> Extracted data
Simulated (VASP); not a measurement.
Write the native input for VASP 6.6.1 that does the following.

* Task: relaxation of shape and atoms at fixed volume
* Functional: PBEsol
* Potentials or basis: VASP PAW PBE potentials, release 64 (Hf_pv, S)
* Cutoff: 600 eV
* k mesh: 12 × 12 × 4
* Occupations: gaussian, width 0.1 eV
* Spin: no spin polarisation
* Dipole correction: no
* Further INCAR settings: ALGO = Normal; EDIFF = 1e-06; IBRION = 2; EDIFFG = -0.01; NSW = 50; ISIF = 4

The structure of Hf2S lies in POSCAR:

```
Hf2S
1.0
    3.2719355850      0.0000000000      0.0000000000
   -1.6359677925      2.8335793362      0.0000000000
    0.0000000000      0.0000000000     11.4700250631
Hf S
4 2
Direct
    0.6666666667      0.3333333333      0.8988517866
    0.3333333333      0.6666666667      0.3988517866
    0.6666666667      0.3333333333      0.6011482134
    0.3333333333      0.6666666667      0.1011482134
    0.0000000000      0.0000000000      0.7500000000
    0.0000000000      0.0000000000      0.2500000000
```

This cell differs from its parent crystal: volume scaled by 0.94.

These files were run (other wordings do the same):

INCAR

> Task item
If a line comes after the one with "These files were", leave it out; reproduce exactly every line of the material from the first up to and including that one.

> Answer area
Simulated (VASP); not a measurement.
Write the native input for VASP 6.6.1 that does the following.

* Task: relaxation of shape and atoms at fixed volume
* Functional: PBEsol
* Potentials or basis: VASP PAW PBE potentials, release 64 (Hf_pv, S)
* Cutoff: 600 eV
* k mesh: 12 × 12 × 4
* Occupations: gaussian, width 0.1 eV
* Spin: no spin polarisation
* Dipole correction: no
* Further INCAR settings: ALGO = Normal; EDIFF = 1e-06; IBRION = 2; EDIFFG = -0.01; NSW = 50; ISIF = 4

The structure of Hf2S lies in POSCAR:

```
Hf2S
1.0
    3.2719355850      0.0000000000      0.0000000000
   -1.6359677925      2.8335793362      0.0000000000
    0.0000000000      0.0000000000     11.4700250631
Hf S
4 2
Direct
    0.6666666667      0.3333333333      0.8988517866
    0.3333333333      0.6666666667      0.3988517866
    0.6666666667      0.3333333333      0.6011482134
    0.3333333333      0.6666666667      0.1011482134
    0.0000000000      0.0000000000      0.7500000000
    0.0000000000      0.0000000000      0.2500000000
```

This cell differs from its parent crystal: volume scaled by 0.94.

These files were run (other wordings do the same):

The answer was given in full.